> WORK INSTRUCTION
Word for word, restate the lines of the material below from its first line through the one containing "force 0.054 eV/Å.". Omit the rest.

> EXTRACTED MATERIAL
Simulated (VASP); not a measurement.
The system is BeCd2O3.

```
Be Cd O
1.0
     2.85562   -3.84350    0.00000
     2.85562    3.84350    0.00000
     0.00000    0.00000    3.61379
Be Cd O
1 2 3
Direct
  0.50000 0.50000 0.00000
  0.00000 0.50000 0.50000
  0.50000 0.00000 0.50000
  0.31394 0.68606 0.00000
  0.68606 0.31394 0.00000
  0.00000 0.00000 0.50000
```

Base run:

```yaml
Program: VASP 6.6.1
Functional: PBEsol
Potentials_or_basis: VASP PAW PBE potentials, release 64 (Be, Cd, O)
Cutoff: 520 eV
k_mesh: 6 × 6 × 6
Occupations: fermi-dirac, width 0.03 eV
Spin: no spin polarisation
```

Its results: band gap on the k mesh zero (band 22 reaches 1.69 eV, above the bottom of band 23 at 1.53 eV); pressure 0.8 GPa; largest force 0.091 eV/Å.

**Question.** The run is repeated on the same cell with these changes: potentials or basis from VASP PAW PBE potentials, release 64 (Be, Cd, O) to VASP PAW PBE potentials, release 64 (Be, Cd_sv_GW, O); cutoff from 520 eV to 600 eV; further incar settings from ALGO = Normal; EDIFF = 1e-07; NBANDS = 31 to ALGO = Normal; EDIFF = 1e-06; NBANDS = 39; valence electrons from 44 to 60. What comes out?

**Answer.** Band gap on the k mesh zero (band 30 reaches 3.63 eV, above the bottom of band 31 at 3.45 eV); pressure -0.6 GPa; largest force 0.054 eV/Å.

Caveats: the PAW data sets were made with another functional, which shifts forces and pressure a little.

> WRITTEN SOLUTION
Simulated (VASP); not a measurement.
The system is BeCd2O3.

```
Be Cd O
1.0
     2.85562   -3.84350    0.00000
     2.85562    3.84350    0.00000
     0.00000    0.00000    3.61379
Be Cd O
1 2 3
Direct
  0.50000 0.50000 0.00000
  0.00000 0.50000 0.50000
  0.50000 0.00000 0.50000
  0.31394 0.68606 0.00000
  0.68606 0.31394 0.00000
  0.00000 0.00000 0.50000
```

Base run:

```yaml
Program: VASP 6.6.1
Functional: PBEsol
Potentials_or_basis: VASP PAW PBE potentials, release 64 (Be, Cd, O)
Cutoff: 520 eV
k_mesh: 6 × 6 × 6
Occupations: fermi-dirac, width 0.03 eV
Spin: no spin polarisation
```

Its results: band gap on the k mesh zero (band 22 reaches 1.69 eV, above the bottom of band 23 at 1.53 eV); pressure 0.8 GPa; largest force 0.091 eV/Å.

**Question.** The run is repeated on the same cell with these changes: potentials or basis from VASP PAW PBE potentials, release 64 (Be, Cd, O) to VASP PAW PBE potentials, release 64 (Be, Cd_sv_GW, O); cutoff from 520 eV to 600 eV; further incar settings from ALGO = Normal; EDIFF = 1e-07; NBANDS = 31 to ALGO = Normal; EDIFF = 1e-06; NBANDS = 39; valence electrons from 44 to 60. What comes out?

**Answer.** Band gap on the k mesh zero (band 30 reaches 3.63 eV, above the bottom of band 31 at 3.45 eV); pressure -0.6 GPa; largest force 0.054 eV/Å.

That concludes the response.